:: WORK REQUEST ::
Restate word for word the lines that begin the listing and end with the line holding "C4; H14 on S5)".

:: SUPPLIED INFORMATION ::
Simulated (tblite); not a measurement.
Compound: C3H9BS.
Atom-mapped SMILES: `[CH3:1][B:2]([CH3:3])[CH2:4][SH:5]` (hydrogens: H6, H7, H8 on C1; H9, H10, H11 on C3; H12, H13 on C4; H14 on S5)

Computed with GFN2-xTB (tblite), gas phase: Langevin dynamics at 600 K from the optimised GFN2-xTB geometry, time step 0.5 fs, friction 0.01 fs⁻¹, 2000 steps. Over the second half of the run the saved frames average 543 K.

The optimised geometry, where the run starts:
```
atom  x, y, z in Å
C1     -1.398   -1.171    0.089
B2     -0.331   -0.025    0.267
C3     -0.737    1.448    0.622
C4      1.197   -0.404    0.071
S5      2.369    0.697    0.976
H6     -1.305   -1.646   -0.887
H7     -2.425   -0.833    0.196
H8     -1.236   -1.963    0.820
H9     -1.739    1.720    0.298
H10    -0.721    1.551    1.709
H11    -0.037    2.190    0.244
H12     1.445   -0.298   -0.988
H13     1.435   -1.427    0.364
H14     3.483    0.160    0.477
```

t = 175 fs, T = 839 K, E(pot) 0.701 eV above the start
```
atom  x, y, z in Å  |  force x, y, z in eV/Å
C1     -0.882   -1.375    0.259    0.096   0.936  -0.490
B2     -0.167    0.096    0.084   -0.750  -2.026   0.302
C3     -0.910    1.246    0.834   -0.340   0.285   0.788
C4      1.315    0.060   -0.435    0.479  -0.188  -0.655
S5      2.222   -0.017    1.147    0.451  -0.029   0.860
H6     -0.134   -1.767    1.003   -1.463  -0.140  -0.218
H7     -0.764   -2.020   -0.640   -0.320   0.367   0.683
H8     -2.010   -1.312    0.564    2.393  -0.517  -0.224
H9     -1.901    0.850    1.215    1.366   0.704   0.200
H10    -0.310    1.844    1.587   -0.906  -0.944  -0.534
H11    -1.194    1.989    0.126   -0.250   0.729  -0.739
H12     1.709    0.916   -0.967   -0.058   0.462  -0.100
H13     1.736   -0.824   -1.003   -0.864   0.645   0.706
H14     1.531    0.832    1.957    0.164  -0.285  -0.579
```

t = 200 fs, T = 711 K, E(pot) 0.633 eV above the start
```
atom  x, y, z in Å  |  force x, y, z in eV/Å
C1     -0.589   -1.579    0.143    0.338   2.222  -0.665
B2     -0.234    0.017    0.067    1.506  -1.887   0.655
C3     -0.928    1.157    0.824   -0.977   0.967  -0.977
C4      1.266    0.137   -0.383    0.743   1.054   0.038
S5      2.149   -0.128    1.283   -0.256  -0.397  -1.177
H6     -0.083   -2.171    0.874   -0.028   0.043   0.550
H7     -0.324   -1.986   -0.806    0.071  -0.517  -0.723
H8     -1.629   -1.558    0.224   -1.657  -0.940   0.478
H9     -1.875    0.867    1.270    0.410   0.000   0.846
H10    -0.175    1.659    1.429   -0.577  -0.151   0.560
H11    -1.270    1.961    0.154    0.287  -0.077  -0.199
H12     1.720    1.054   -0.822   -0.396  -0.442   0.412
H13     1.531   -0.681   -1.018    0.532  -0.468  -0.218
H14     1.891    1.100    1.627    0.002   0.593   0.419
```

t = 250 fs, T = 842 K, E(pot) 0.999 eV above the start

:: EXERCISE OUTPUT ::
Simulated (tblite); not a measurement.
Compound: C3H9BS.
Atom-mapped SMILES: `[CH3:1][B:2]([CH3:3])[CH2:4][SH:5]` (hydrogens: H6, H7, H8 on C1; H9, H10, H11 on C3; H12, H13 on C4; H14 on S5)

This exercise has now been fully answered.